## Assigned task:
The response should be an exact repetition of all the entries.

## Source information:
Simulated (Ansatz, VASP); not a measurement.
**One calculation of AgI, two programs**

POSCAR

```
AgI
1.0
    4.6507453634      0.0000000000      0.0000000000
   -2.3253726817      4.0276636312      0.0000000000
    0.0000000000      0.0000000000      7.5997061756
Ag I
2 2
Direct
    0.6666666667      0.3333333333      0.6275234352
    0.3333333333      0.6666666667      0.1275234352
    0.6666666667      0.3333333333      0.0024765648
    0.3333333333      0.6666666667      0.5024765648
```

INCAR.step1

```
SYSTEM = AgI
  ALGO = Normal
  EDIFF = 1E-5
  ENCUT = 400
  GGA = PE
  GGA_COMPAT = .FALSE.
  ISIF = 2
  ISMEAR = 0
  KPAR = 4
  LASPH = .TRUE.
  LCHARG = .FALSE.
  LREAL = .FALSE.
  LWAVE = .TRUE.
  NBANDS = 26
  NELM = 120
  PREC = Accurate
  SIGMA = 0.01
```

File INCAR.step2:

## Task solution:
Simulated (Ansatz, VASP); not a measurement.
**One calculation of AgI, two programs**

POSCAR

```
AgI
1.0
    4.6507453634      0.0000000000      0.0000000000
   -2.3253726817      4.0276636312      0.0000000000
    0.0000000000      0.0000000000      7.5997061756
Ag I
2 2
Direct
    0.6666666667      0.3333333333      0.6275234352
    0.3333333333      0.6666666667      0.1275234352
    0.6666666667      0.3333333333      0.0024765648
    0.3333333333      0.6666666667      0.5024765648
```

INCAR.step1

```
SYSTEM = AgI
  ALGO = Normal
  EDIFF = 1E-5
  ENCUT = 400
  GGA = PE
  GGA_COMPAT = .FALSE.
  ISIF = 2
  ISMEAR = 0
  KPAR = 4
  LASPH = .TRUE.
  LCHARG = .FALSE.
  LREAL = .FALSE.
  LWAVE = .TRUE.
  NBANDS = 26
  NELM = 120
  PREC = Accurate
  SIGMA = 0.01
```

File INCAR.step2:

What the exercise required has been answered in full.